> Work order:
What is needed here is a faithful repeat of every entry, with no character changed.

Top of Source material

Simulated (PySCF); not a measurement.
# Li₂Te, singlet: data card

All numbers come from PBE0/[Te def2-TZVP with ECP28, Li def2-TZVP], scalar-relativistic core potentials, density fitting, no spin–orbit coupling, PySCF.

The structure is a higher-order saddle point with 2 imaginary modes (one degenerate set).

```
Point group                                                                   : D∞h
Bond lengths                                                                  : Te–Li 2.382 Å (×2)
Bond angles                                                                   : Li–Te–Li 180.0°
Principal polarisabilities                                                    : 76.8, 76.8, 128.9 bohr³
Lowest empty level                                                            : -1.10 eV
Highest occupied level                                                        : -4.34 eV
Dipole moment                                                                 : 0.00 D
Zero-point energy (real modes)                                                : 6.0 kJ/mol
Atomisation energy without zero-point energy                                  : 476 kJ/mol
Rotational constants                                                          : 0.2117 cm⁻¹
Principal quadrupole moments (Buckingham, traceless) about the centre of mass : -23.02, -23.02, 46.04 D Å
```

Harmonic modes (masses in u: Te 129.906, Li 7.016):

Bottom of Source material

> Exercise response:
Simulated (PySCF); not a measurement.
# Li₂Te, singlet: data card

All numbers come from PBE0/[Te def2-TZVP with ECP28, Li def2-TZVP], scalar-relativistic core potentials, density fitting, no spin–orbit coupling, PySCF.

The structure is a higher-order saddle point with 2 imaginary modes (one degenerate set).

```
Point group                                                                   : D∞h
Bond lengths                                                                  : Te–Li 2.382 Å (×2)
Bond angles                                                                   : Li–Te–Li 180.0°
Principal polarisabilities                                                    : 76.8, 76.8, 128.9 bohr³
Lowest empty level                                                            : -1.10 eV
Highest occupied level                                                        : -4.34 eV
Dipole moment                                                                 : 0.00 D
Zero-point energy (real modes)                                                : 6.0 kJ/mol
Atomisation energy without zero-point energy                                  : 476 kJ/mol
Rotational constants                                                          : 0.2117 cm⁻¹
Principal quadrupole moments (Buckingham, traceless) about the centre of mass : -23.02, -23.02, 46.04 D Å
```

Harmonic modes (masses in u: Te 129.906, Li 7.016):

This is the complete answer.